- _Assigned task_: Only the lines from the top of the following listing through the line with "Question: Estimate the wall time of this run." belong in your answer, exactly as written.

------------

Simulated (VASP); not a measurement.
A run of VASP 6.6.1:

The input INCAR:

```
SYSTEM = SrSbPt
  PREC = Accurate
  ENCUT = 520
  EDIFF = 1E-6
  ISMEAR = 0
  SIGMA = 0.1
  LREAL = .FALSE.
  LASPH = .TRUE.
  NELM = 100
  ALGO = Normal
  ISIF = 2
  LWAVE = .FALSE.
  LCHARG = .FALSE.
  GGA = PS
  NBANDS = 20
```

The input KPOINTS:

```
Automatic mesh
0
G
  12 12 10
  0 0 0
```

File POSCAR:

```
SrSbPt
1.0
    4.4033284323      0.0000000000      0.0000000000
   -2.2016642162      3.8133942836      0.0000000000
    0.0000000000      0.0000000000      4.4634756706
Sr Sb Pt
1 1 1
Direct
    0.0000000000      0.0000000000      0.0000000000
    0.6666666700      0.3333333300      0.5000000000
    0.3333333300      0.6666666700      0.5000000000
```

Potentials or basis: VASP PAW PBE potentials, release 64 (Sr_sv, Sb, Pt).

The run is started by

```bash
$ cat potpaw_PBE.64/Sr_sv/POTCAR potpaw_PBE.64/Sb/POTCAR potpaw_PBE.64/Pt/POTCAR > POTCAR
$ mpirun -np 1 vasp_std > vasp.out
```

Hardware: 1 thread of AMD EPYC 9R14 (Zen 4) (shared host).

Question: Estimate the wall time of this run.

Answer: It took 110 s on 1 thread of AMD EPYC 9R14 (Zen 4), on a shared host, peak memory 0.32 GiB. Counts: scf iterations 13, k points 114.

------------

- _Your response_:
Simulated (VASP); not a measurement.
A run of VASP 6.6.1:

The input INCAR:

```
SYSTEM = SrSbPt
  PREC = Accurate
  ENCUT = 520
  EDIFF = 1E-6
  ISMEAR = 0
  SIGMA = 0.1
  LREAL = .FALSE.
  LASPH = .TRUE.
  NELM = 100
  ALGO = Normal
  ISIF = 2
  LWAVE = .FALSE.
  LCHARG = .FALSE.
  GGA = PS
  NBANDS = 20
```

The input KPOINTS:

```
Automatic mesh
0
G
  12 12 10
  0 0 0
```

File POSCAR:

```
SrSbPt
1.0
    4.4033284323      0.0000000000      0.0000000000
   -2.2016642162      3.8133942836      0.0000000000
    0.0000000000      0.0000000000      4.4634756706
Sr Sb Pt
1 1 1
Direct
    0.0000000000      0.0000000000      0.0000000000
    0.6666666700      0.3333333300      0.5000000000
    0.3333333300      0.6666666700      0.5000000000
```

Potentials or basis: VASP PAW PBE potentials, release 64 (Sr_sv, Sb, Pt).

The run is started by

```bash
$ cat potpaw_PBE.64/Sr_sv/POTCAR potpaw_PBE.64/Sb/POTCAR potpaw_PBE.64/Pt/POTCAR > POTCAR
$ mpirun -np 1 vasp_std > vasp.out
```

Hardware: 1 thread of AMD EPYC 9R14 (Zen 4) (shared host).

Question: Estimate the wall time of this run.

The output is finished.